### Work request
Somewhere below, one line contains "Programs: PySCF 2.14.0, with" and a later line contains "18 atoms, charge". Output those two lines and everything between them exactly, and nothing else.

### Supplied information
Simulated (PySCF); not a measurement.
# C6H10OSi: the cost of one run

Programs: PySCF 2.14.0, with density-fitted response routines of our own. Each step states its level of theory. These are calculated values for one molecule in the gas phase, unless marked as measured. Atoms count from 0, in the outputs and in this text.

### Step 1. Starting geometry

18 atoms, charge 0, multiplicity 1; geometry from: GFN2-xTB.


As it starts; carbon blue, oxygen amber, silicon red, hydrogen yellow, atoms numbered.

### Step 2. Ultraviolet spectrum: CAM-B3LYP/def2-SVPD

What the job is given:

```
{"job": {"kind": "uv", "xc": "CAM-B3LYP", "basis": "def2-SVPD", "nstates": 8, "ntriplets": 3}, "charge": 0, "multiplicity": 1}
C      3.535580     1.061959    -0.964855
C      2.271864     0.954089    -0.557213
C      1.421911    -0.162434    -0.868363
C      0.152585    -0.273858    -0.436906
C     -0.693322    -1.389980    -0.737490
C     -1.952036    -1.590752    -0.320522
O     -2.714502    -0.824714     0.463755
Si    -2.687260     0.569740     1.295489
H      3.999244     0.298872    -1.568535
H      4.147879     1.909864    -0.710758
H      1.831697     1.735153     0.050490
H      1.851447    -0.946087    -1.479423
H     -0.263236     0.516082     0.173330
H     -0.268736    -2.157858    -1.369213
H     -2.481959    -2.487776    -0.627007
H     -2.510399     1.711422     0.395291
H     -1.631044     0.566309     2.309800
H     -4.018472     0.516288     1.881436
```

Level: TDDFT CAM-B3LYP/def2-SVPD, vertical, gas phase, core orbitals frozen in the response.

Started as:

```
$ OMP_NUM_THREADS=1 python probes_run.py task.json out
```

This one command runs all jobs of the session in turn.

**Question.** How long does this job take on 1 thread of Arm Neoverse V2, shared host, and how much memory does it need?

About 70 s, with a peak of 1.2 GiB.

### Exercise result
Programs: PySCF 2.14.0, with density-fitted response routines of our own. Each step states its level of theory. These are calculated values for one molecule in the gas phase, unless marked as measured. Atoms count from 0, in the outputs and in this text.

### Step 1. Starting geometry

18 atoms, charge 0, multiplicity 1; geometry from: GFN2-xTB.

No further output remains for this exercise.